> _Activity_:
Reproduce word for word, from the entries below, the line with "Si, 2.7345, 2.7345, 0.683", the line with "Si, 1.3673, 4.1018, 37.5221", and every line between them, and nothing more.

> _Input data_:
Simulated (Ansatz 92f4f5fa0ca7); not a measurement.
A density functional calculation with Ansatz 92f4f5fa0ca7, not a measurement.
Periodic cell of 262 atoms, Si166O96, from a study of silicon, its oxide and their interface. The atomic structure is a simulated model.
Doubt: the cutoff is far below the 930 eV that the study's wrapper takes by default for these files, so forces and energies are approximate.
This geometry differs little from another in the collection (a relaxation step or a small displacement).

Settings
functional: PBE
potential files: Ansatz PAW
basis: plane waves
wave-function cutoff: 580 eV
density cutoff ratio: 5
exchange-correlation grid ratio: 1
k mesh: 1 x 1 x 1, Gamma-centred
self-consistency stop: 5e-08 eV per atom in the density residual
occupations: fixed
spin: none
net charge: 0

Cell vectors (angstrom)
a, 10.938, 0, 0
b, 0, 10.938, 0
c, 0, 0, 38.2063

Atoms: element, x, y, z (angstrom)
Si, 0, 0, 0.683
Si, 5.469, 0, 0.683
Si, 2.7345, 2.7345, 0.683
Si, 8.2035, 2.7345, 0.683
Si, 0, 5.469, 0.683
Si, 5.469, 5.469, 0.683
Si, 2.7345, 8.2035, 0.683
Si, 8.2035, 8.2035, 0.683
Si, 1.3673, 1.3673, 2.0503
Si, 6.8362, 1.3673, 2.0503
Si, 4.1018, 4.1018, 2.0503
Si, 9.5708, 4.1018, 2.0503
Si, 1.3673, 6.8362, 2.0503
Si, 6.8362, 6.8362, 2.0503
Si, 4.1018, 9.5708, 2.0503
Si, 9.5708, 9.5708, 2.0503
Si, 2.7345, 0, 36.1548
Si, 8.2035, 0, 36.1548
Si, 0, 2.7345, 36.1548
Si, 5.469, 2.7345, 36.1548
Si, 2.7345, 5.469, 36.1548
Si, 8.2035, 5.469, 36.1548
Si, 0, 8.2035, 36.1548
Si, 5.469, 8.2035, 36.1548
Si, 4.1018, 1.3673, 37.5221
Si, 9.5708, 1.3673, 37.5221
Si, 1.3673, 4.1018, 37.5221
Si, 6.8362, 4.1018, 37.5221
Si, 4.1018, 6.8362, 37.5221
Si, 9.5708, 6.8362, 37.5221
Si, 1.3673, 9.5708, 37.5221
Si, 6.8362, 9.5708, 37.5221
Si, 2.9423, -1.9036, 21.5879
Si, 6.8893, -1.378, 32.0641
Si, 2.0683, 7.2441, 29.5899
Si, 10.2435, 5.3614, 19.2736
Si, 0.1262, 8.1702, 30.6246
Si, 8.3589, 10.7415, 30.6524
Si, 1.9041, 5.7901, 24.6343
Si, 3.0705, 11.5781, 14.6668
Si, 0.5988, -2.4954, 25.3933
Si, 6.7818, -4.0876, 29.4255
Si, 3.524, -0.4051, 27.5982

> _Task response_:
Si, 2.7345, 2.7345, 0.683
Si, 8.2035, 2.7345, 0.683
Si, 0, 5.469, 0.683
Si, 5.469, 5.469, 0.683
Si, 2.7345, 8.2035, 0.683
Si, 8.2035, 8.2035, 0.683
Si, 1.3673, 1.3673, 2.0503
Si, 6.8362, 1.3673, 2.0503
Si, 4.1018, 4.1018, 2.0503
Si, 9.5708, 4.1018, 2.0503
Si, 1.3673, 6.8362, 2.0503
Si, 6.8362, 6.8362, 2.0503
Si, 4.1018, 9.5708, 2.0503
Si, 9.5708, 9.5708, 2.0503
Si, 2.7345, 0, 36.1548
Si, 8.2035, 0, 36.1548
Si, 0, 2.7345, 36.1548
Si, 5.469, 2.7345, 36.1548
Si, 2.7345, 5.469, 36.1548
Si, 8.2035, 5.469, 36.1548
Si, 0, 8.2035, 36.1548
Si, 5.469, 8.2035, 36.1548
Si, 4.1018, 1.3673, 37.5221
Si, 9.5708, 1.3673, 37.5221
Si, 1.3673, 4.1018, 37.5221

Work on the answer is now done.